- **BRIEF**:
Among the lines of data below, reproduce only those from the one with "The run is started by" through the one with "atom | 24.68 Å³ |", exactly as they stand, both ends included.

━━━━━ DATASET EXCERPTS ━━━━━
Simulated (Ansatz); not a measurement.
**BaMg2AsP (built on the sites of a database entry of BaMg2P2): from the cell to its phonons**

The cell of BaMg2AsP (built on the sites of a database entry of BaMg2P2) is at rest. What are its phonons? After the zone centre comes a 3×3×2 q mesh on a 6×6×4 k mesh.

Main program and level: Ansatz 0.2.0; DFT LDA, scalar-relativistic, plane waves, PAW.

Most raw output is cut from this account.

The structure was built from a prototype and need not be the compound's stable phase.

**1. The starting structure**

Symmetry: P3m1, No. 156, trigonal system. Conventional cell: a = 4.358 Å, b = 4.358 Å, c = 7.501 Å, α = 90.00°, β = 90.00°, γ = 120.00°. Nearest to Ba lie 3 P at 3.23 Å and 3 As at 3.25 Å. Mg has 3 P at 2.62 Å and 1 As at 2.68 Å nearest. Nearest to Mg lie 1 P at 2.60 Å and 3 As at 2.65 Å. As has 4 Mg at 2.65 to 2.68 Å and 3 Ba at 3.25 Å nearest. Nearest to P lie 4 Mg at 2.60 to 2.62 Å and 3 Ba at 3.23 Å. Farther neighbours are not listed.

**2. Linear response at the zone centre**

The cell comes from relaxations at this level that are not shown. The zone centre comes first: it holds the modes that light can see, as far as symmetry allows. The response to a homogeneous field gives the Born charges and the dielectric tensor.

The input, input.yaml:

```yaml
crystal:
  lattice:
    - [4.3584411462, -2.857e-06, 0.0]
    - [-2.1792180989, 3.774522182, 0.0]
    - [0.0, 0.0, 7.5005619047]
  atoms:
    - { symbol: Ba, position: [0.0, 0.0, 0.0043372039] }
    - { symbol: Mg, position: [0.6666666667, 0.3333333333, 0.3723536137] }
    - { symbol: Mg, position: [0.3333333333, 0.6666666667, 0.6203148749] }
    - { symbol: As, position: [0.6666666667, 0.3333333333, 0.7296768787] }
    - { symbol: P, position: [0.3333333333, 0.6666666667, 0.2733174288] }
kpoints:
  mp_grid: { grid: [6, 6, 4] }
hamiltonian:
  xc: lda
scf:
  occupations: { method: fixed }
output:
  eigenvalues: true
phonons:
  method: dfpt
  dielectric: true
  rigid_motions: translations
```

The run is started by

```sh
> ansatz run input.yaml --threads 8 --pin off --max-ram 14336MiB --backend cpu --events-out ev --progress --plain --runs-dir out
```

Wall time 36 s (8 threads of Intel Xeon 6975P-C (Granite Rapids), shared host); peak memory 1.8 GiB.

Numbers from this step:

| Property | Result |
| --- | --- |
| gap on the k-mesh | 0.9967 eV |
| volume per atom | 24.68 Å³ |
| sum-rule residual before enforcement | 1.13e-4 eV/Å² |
━━━━━

- **ANSWER BOX**:
The run is started by

```sh
> ansatz run input.yaml --threads 8 --pin off --max-ram 14336MiB --backend cpu --events-out ev --progress --plain --runs-dir out
```

Wall time 36 s (8 threads of Intel Xeon 6975P-C (Granite Rapids), shared host); peak memory 1.8 GiB.

Numbers from this step:

| Property | Result |
| --- | --- |
| gap on the k-mesh | 0.9967 eV |
| volume per atom | 24.68 Å³ |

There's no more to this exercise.